■ **WORK ITEM**: Return each record shown below exactly, with none omitted.

▬▬▬▬▬▬▬▬▬▬

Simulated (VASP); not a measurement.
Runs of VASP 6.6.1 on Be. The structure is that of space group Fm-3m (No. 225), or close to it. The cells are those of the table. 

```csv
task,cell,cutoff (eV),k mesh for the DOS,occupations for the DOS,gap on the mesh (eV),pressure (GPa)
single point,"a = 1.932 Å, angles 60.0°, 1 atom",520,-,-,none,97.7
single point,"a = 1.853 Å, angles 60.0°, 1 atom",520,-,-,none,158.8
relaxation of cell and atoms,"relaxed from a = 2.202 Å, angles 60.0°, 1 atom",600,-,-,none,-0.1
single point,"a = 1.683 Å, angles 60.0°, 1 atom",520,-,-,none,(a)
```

▬▬▬▬▬▬▬▬▬▬

■ **WRITTEN REPLY**:
Simulated (VASP); not a measurement.
Runs of VASP 6.6.1 on Be. The structure is that of space group Fm-3m (No. 225), or close to it. The cells are those of the table. 

```csv
task,cell,cutoff (eV),k mesh for the DOS,occupations for the DOS,gap on the mesh (eV),pressure (GPa)
single point,"a = 1.932 Å, angles 60.0°, 1 atom",520,-,-,none,97.7
single point,"a = 1.853 Å, angles 60.0°, 1 atom",520,-,-,none,158.8
relaxation of cell and atoms,"relaxed from a = 2.202 Å, angles 60.0°, 1 atom",600,-,-,none,-0.1
single point,"a = 1.683 Å, angles 60.0°, 1 atom",520,-,-,none,(a)
```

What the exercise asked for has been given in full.